-- Opening Marker --

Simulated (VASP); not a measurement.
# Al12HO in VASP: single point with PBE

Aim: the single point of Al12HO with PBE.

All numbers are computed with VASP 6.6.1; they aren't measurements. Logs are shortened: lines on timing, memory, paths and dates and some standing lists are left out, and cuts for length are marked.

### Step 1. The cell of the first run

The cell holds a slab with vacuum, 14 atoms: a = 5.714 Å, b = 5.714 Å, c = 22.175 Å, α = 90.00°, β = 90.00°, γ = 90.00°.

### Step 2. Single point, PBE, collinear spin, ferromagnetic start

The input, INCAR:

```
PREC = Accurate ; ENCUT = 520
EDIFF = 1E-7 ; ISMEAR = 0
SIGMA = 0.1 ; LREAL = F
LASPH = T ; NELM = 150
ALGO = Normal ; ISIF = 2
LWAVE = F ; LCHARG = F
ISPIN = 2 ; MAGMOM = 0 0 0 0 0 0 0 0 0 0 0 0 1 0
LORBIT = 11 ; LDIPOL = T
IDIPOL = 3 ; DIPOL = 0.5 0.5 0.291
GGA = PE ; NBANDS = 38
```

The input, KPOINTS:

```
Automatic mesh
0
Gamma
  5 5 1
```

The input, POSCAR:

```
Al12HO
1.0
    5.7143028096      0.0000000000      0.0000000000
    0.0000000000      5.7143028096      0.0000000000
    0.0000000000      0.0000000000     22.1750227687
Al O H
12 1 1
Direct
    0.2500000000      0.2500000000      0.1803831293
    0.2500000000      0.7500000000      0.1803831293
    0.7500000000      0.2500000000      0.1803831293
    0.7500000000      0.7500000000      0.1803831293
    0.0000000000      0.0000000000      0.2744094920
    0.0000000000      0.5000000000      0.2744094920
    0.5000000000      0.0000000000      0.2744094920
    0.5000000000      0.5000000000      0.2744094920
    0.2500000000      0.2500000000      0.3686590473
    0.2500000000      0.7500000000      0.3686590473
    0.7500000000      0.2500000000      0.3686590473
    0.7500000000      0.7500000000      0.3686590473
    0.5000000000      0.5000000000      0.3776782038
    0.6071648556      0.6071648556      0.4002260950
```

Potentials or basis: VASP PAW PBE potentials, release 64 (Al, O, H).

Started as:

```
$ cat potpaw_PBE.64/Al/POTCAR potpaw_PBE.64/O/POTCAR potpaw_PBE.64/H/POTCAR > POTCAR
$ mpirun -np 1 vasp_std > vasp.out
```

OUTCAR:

-- Closing Marker --

• ASSIGNMENT: Your answer should consist solely of the lines above from the line with "Aim: the single point of Al12HO with PBE." to the line with "### Step 1. The cell of the first run", both included, reproduced exactly.

• ANSWER BOX:
Aim: the single point of Al12HO with PBE.

All numbers are computed with VASP 6.6.1; they aren't measurements. Logs are shortened: lines on timing, memory, paths and dates and some standing lists are left out, and cuts for length are marked.

### Step 1. The cell of the first run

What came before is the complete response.